ASSIGNED TASK
Reproduce each of the following records without any deviation.

GIVEN ENTRIES
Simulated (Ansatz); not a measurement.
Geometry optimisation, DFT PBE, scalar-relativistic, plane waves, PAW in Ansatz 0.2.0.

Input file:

REPLY
Simulated (Ansatz); not a measurement.
Geometry optimisation, DFT PBE, scalar-relativistic, plane waves, PAW in Ansatz 0.2.0.

Input file:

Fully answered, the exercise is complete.